**Requirement**. Print out the complete set of records below, exactly as they read.

**Records provided**.
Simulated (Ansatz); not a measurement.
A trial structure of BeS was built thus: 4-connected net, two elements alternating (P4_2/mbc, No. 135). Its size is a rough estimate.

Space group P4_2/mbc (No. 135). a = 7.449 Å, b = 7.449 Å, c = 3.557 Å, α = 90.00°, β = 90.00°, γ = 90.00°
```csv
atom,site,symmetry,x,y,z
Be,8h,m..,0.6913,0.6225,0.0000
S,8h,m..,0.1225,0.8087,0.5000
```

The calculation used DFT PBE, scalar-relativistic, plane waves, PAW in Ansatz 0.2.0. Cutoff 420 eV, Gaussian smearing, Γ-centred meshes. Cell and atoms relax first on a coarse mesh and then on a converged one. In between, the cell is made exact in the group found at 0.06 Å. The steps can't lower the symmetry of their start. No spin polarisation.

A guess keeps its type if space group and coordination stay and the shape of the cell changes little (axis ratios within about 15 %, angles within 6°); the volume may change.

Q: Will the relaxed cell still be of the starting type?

**Your solution**.
Simulated (Ansatz); not a measurement.
A trial structure of BeS was built thus: 4-connected net, two elements alternating (P4_2/mbc, No. 135). Its size is a rough estimate.

Space group P4_2/mbc (No. 135). a = 7.449 Å, b = 7.449 Å, c = 3.557 Å, α = 90.00°, β = 90.00°, γ = 90.00°
```csv
atom,site,symmetry,x,y,z
Be,8h,m..,0.6913,0.6225,0.0000
S,8h,m..,0.1225,0.8087,0.5000
```

The calculation used DFT PBE, scalar-relativistic, plane waves, PAW in Ansatz 0.2.0. Cutoff 420 eV, Gaussian smearing, Γ-centred meshes. Cell and atoms relax first on a coarse mesh and then on a converged one. In between, the cell is made exact in the group found at 0.06 Å. The steps can't lower the symmetry of their start. No spin polarisation.

A guess keeps its type if space group and coordination stay and the shape of the cell changes little (axis ratios within about 15 %, angles within 6°); the volume may change.

Q: Will the relaxed cell still be of the starting type?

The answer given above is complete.